— Work item —
Below is a set of records. Please retype every one exactly.

— Dataset content —
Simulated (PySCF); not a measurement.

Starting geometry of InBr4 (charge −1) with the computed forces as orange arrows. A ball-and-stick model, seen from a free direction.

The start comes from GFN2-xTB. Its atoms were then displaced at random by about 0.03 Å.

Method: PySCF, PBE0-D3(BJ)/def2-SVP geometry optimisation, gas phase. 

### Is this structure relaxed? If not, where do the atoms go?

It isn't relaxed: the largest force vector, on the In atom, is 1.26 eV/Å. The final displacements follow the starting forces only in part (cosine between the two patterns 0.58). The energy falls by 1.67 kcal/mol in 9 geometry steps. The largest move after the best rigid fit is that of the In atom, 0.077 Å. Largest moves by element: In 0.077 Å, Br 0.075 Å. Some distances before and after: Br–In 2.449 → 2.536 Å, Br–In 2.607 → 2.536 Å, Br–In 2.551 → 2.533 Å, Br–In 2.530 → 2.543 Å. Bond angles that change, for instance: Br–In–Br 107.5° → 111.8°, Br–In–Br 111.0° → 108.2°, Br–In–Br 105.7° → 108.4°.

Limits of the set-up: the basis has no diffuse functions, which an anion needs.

— Solution —
Simulated (PySCF); not a measurement.

Starting geometry of InBr4 (charge −1) with the computed forces as orange arrows. A ball-and-stick model, seen from a free direction.

The start comes from GFN2-xTB. Its atoms were then displaced at random by about 0.03 Å.

Method: PySCF, PBE0-D3(BJ)/def2-SVP geometry optimisation, gas phase. 

### Is this structure relaxed? If not, where do the atoms go?

It isn't relaxed: the largest force vector, on the In atom, is 1.26 eV/Å. The final displacements follow the starting forces only in part (cosine between the two patterns 0.58). The energy falls by 1.67 kcal/mol in 9 geometry steps. The largest move after the best rigid fit is that of the In atom, 0.077 Å. Largest moves by element: In 0.077 Å, Br 0.075 Å. Some distances before and after: Br–In 2.449 → 2.536 Å, Br–In 2.607 → 2.536 Å, Br–In 2.551 → 2.533 Å, Br–In 2.530 → 2.543 Å. Bond angles that change, for instance: Br–In–Br 107.5° → 111.8°, Br–In–Br 111.0° → 108.2°, Br–In–Br 105.7° → 108.4°.

Limits of the set-up: the basis has no diffuse functions, which an anion needs.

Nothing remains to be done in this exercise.